☆ ☆ ☆ ☆ ☆ ☆ ☆
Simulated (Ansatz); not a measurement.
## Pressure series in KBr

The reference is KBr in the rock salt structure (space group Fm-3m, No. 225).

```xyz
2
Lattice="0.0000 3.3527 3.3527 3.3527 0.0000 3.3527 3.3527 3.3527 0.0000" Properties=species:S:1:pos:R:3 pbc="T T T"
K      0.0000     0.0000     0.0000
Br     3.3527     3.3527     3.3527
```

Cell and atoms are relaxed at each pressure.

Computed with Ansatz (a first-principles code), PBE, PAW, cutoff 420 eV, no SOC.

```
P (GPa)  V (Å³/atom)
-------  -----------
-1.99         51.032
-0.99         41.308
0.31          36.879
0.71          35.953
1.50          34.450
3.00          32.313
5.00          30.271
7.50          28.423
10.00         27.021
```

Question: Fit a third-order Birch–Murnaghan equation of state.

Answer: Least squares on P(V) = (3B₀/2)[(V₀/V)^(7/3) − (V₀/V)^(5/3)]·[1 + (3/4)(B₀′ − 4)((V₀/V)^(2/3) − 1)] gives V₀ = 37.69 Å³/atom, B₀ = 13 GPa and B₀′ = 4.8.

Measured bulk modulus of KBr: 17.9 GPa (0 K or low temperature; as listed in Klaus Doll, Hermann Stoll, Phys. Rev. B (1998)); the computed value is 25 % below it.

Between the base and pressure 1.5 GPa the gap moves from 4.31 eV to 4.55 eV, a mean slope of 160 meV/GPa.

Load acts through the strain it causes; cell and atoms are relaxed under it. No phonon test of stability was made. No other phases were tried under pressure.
☆ ☆ ☆ ☆ ☆ ☆ ☆

[WORK REQUEST]: Please transcribe the data exactly from its first line. End with the line that contains "Between the base".

[ANSWER AREA]:
Simulated (Ansatz); not a measurement.
## Pressure series in KBr

The reference is KBr in the rock salt structure (space group Fm-3m, No. 225).

```xyz
2
Lattice="0.0000 3.3527 3.3527 3.3527 0.0000 3.3527 3.3527 3.3527 0.0000" Properties=species:S:1:pos:R:3 pbc="T T T"
K      0.0000     0.0000     0.0000
Br     3.3527     3.3527     3.3527
```

Cell and atoms are relaxed at each pressure.

Computed with Ansatz (a first-principles code), PBE, PAW, cutoff 420 eV, no SOC.

```
P (GPa)  V (Å³/atom)
-------  -----------
-1.99         51.032
-0.99         41.308
0.31          36.879
0.71          35.953
1.50          34.450
3.00          32.313
5.00          30.271
7.50          28.423
10.00         27.021
```

Question: Fit a third-order Birch–Murnaghan equation of state.

Answer: Least squares on P(V) = (3B₀/2)[(V₀/V)^(7/3) − (V₀/V)^(5/3)]·[1 + (3/4)(B₀′ − 4)((V₀/V)^(2/3) − 1)] gives V₀ = 37.69 Å³/atom, B₀ = 13 GPa and B₀′ = 4.8.

Measured bulk modulus of KBr: 17.9 GPa (0 K or low temperature; as listed in Klaus Doll, Hermann Stoll, Phys. Rev. B (1998)); the computed value is 25 % below it.

Between the base and pressure 1.5 GPa the gap moves from 4.31 eV to 4.55 eV, a mean slope of 160 meV/GPa.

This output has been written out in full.